ENTRIES PROVIDED ::
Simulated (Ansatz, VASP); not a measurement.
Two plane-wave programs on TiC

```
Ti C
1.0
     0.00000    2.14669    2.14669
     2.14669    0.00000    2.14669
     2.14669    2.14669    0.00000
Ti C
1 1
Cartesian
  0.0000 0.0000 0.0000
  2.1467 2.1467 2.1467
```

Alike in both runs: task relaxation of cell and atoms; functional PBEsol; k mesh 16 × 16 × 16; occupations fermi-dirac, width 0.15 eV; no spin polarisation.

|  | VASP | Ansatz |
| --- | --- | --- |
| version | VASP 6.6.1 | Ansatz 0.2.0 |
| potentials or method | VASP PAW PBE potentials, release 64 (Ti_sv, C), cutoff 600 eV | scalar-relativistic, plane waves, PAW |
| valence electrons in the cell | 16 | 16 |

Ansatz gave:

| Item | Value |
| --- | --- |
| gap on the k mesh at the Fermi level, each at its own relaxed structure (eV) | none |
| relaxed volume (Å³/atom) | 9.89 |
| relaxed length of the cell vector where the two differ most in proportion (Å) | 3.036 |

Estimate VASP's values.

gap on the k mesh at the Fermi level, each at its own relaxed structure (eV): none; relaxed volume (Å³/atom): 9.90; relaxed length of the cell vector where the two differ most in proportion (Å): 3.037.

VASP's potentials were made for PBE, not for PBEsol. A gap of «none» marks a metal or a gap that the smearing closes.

ASSIGNED TASK :: Start at the first line of the data above. Stop after the line containing "Ansatz 0.2.0 |", reproducing each line exactly and adding nothing.

RESULT ::
Simulated (Ansatz, VASP); not a measurement.
Two plane-wave programs on TiC

```
Ti C
1.0
     0.00000    2.14669    2.14669
     2.14669    0.00000    2.14669
     2.14669    2.14669    0.00000
Ti C
1 1
Cartesian
  0.0000 0.0000 0.0000
  2.1467 2.1467 2.1467
```

Alike in both runs: task relaxation of cell and atoms; functional PBEsol; k mesh 16 × 16 × 16; occupations fermi-dirac, width 0.15 eV; no spin polarisation.

|  | VASP | Ansatz |
| --- | --- | --- |
| version | VASP 6.6.1 | Ansatz 0.2.0 |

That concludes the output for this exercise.